Data provided:
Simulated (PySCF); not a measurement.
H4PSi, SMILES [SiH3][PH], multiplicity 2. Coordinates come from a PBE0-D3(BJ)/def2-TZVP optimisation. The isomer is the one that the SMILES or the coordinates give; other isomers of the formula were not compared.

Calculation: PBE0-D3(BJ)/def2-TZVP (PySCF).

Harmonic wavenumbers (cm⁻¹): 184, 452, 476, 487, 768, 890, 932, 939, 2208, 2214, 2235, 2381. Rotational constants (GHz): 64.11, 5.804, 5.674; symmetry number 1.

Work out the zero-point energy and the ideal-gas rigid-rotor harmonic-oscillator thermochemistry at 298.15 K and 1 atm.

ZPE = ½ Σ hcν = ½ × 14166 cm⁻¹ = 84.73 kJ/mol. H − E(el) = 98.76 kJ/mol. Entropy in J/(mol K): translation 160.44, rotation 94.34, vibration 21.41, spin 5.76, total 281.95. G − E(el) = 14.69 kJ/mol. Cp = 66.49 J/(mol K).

Requirement: Lines from the start of the material above through the line containing "symmetry number 1." are to be duplicated exactly, and only those.

Exercise output:
Simulated (PySCF); not a measurement.
H4PSi, SMILES [SiH3][PH], multiplicity 2. Coordinates come from a PBE0-D3(BJ)/def2-TZVP optimisation. The isomer is the one that the SMILES or the coordinates give; other isomers of the formula were not compared.

Calculation: PBE0-D3(BJ)/def2-TZVP (PySCF).

Harmonic wavenumbers (cm⁻¹): 184, 452, 476, 487, 768, 890, 932, 939, 2208, 2214, 2235, 2381. Rotational constants (GHz): 64.11, 5.804, 5.674; symmetry number 1.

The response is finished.